Work task
Copy exactly the lines from the first line of the records below through the line containing "Question: Without a", including both, and nothing else.

Data extract
════════════════════
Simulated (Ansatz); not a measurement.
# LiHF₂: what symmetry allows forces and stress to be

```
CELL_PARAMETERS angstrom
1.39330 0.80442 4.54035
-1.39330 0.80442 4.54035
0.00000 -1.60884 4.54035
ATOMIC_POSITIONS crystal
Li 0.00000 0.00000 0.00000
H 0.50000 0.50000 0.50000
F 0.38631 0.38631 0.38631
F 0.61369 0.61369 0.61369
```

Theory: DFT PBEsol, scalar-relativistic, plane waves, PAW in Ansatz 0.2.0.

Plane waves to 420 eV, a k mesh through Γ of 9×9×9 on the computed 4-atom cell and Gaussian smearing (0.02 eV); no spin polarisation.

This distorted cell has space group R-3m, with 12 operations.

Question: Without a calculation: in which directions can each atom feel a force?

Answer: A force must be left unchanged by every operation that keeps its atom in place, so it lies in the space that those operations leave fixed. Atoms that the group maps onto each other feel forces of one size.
════════════════════

Expected answer
Simulated (Ansatz); not a measurement.
# LiHF₂: what symmetry allows forces and stress to be

```
CELL_PARAMETERS angstrom
1.39330 0.80442 4.54035
-1.39330 0.80442 4.54035
0.00000 -1.60884 4.54035
ATOMIC_POSITIONS crystal
Li 0.00000 0.00000 0.00000
H 0.50000 0.50000 0.50000
F 0.38631 0.38631 0.38631
F 0.61369 0.61369 0.61369
```

Theory: DFT PBEsol, scalar-relativistic, plane waves, PAW in Ansatz 0.2.0.

Plane waves to 420 eV, a k mesh through Γ of 9×9×9 on the computed 4-atom cell and Gaussian smearing (0.02 eV); no spin polarisation.

This distorted cell has space group R-3m, with 12 operations.

Question: Without a calculation: in which directions can each atom feel a force?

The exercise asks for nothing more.